> [ACTION ITEM]: Set down the material exactly as given, please, from its first line through the line that includes "OSZICAR of a".

*** DATASET RECORDS ***

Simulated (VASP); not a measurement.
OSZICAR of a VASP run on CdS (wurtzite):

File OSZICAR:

*** End of DATASET RECORDS ***

> [EXERCISE ANSWER]:
Simulated (VASP); not a measurement.
OSZICAR of a VASP run on CdS (wurtzite):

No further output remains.